(Beginning of GIVEN RECORDS)

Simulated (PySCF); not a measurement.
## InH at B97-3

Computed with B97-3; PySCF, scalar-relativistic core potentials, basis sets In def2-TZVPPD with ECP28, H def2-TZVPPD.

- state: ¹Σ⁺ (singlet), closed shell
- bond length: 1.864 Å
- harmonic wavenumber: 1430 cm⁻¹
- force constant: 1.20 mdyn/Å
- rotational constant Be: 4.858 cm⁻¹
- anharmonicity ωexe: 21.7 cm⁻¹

(End of GIVEN RECORDS)

ACTIVITY:
Could you reproduce every record exactly as it appears?

PROBLEM SOLUTION:
Simulated (PySCF); not a measurement.
## InH at B97-3

Computed with B97-3; PySCF, scalar-relativistic core potentials, basis sets In def2-TZVPPD with ECP28, H def2-TZVPPD.

- state: ¹Σ⁺ (singlet), closed shell
- bond length: 1.864 Å
- harmonic wavenumber: 1430 cm⁻¹
- force constant: 1.20 mdyn/Å
- rotational constant Be: 4.858 cm⁻¹
- anharmonicity ωexe: 21.7 cm⁻¹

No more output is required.